### WORK ORDER
Return the lines exactly as they stand, from the first of the material through the line containing "Q: What happens along the run?".

### DATA RECORDS
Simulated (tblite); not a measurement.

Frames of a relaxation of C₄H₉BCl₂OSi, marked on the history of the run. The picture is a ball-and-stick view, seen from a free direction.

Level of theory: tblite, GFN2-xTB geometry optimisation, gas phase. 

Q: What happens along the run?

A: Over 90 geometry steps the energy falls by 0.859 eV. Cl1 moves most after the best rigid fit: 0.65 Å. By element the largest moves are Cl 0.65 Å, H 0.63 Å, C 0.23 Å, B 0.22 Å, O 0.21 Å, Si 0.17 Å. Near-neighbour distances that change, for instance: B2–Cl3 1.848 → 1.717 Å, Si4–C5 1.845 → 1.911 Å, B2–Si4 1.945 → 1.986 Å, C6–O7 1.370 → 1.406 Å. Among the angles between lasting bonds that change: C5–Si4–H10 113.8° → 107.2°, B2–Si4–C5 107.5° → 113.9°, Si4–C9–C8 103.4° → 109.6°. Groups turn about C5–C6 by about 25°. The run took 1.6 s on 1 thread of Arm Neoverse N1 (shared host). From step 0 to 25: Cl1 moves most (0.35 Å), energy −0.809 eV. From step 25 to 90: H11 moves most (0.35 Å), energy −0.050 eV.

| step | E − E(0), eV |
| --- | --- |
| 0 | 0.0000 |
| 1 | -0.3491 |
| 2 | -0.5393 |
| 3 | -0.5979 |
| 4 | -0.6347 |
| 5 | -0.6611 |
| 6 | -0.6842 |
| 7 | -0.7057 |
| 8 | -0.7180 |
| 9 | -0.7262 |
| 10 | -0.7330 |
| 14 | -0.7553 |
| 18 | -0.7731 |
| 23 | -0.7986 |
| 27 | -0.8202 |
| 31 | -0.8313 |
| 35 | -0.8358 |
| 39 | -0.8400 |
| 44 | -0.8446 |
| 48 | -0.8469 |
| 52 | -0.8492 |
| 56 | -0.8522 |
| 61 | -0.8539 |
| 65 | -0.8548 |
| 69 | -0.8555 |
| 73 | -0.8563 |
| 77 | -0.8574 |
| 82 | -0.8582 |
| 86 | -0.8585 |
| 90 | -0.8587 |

### WRITTEN RESPONSE
Simulated (tblite); not a measurement.

Frames of a relaxation of C₄H₉BCl₂OSi, marked on the history of the run. The picture is a ball-and-stick view, seen from a free direction.

Level of theory: tblite, GFN2-xTB geometry optimisation, gas phase. 

Q: What happens along the run?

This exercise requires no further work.